--

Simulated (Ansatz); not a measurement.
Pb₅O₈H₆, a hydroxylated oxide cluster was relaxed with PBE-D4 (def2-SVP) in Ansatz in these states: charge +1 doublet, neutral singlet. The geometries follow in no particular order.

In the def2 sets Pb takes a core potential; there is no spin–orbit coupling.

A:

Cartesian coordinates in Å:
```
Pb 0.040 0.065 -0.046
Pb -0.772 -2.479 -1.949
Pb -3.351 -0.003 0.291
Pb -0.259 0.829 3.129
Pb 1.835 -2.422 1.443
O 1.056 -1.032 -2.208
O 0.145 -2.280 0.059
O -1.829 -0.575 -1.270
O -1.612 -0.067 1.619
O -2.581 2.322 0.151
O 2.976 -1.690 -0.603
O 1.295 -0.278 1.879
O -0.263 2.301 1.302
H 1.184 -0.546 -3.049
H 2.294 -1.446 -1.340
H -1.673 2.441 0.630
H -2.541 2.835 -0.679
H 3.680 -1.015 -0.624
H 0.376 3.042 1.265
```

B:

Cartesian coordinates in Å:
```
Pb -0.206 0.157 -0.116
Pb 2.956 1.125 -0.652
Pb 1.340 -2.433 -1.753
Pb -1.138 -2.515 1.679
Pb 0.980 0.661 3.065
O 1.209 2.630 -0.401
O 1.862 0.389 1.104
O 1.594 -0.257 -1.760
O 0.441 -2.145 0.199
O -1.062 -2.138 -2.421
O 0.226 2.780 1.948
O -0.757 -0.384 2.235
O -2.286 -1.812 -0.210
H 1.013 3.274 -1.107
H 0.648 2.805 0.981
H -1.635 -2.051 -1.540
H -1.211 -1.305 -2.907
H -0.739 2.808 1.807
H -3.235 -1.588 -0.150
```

--

→ Work order:
Every line from the top of the material above through the line holding "Pb₅O₈H₆, a hydroxylated" should be reproduced word for word, and nothing beyond it.

→ Written answer:
Simulated (Ansatz); not a measurement.
Pb₅O₈H₆, a hydroxylated oxide cluster was relaxed with PBE-D4 (def2-SVP) in Ansatz in these states: charge +1 doublet, neutral singlet. The geometries follow in no particular order.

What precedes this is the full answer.